START Data

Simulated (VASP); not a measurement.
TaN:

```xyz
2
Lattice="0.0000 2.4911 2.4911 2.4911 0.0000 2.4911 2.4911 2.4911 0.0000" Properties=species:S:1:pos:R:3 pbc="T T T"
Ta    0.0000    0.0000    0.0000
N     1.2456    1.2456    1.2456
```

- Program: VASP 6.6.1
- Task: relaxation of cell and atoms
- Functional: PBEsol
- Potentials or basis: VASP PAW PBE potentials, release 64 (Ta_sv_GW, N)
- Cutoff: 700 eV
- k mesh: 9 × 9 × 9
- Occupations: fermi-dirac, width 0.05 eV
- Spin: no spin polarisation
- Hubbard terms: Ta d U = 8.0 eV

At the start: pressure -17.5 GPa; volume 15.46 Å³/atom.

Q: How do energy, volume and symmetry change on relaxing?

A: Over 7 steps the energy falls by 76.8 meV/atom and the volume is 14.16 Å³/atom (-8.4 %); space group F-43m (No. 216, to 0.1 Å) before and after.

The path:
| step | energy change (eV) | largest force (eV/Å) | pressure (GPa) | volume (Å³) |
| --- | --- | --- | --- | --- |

END Data

Having read the material, transcribe all of it exactly.

• Task output:
Simulated (VASP); not a measurement.
TaN:

```xyz
2
Lattice="0.0000 2.4911 2.4911 2.4911 0.0000 2.4911 2.4911 2.4911 0.0000" Properties=species:S:1:pos:R:3 pbc="T T T"
Ta    0.0000    0.0000    0.0000
N     1.2456    1.2456    1.2456
```

- Program: VASP 6.6.1
- Task: relaxation of cell and atoms
- Functional: PBEsol
- Potentials or basis: VASP PAW PBE potentials, release 64 (Ta_sv_GW, N)
- Cutoff: 700 eV
- k mesh: 9 × 9 × 9
- Occupations: fermi-dirac, width 0.05 eV
- Spin: no spin polarisation
- Hubbard terms: Ta d U = 8.0 eV

At the start: pressure -17.5 GPa; volume 15.46 Å³/atom.

Q: How do energy, volume and symmetry change on relaxing?

A: Over 7 steps the energy falls by 76.8 meV/atom and the volume is 14.16 Å³/atom (-8.4 %); space group F-43m (No. 216, to 0.1 Å) before and after.

The path:
| step | energy change (eV) | largest force (eV/Å) | pressure (GPa) | volume (Å³) |
| --- | --- | --- | --- | --- |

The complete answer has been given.